◆ **Data excerpts**:
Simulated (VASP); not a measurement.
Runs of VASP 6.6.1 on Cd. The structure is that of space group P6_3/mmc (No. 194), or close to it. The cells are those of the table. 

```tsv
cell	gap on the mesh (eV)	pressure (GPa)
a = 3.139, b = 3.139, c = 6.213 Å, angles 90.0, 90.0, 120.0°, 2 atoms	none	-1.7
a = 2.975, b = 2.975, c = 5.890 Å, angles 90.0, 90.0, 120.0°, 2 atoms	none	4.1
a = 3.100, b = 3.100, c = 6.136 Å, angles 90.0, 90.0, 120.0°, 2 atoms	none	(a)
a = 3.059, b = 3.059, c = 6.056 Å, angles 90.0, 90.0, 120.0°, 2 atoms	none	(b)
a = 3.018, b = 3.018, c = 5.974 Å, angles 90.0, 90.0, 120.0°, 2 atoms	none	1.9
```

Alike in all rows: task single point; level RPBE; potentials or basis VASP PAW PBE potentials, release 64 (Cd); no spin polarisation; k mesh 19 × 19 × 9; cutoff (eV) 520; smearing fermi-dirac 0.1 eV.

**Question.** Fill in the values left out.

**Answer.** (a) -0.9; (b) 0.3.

◆ **Work order**: Having read the records above, print them out again exactly.

◆ **Exercise solution**:
Simulated (VASP); not a measurement.
Runs of VASP 6.6.1 on Cd. The structure is that of space group P6_3/mmc (No. 194), or close to it. The cells are those of the table. 

```tsv
cell	gap on the mesh (eV)	pressure (GPa)
a = 3.139, b = 3.139, c = 6.213 Å, angles 90.0, 90.0, 120.0°, 2 atoms	none	-1.7
a = 2.975, b = 2.975, c = 5.890 Å, angles 90.0, 90.0, 120.0°, 2 atoms	none	4.1
a = 3.100, b = 3.100, c = 6.136 Å, angles 90.0, 90.0, 120.0°, 2 atoms	none	(a)
a = 3.059, b = 3.059, c = 6.056 Å, angles 90.0, 90.0, 120.0°, 2 atoms	none	(b)
a = 3.018, b = 3.018, c = 5.974 Å, angles 90.0, 90.0, 120.0°, 2 atoms	none	1.9
```

Alike in all rows: task single point; level RPBE; potentials or basis VASP PAW PBE potentials, release 64 (Cd); no spin polarisation; k mesh 19 × 19 × 9; cutoff (eV) 520; smearing fermi-dirac 0.1 eV.

**Question.** Fill in the values left out.

**Answer.** (a) -0.9; (b) 0.3.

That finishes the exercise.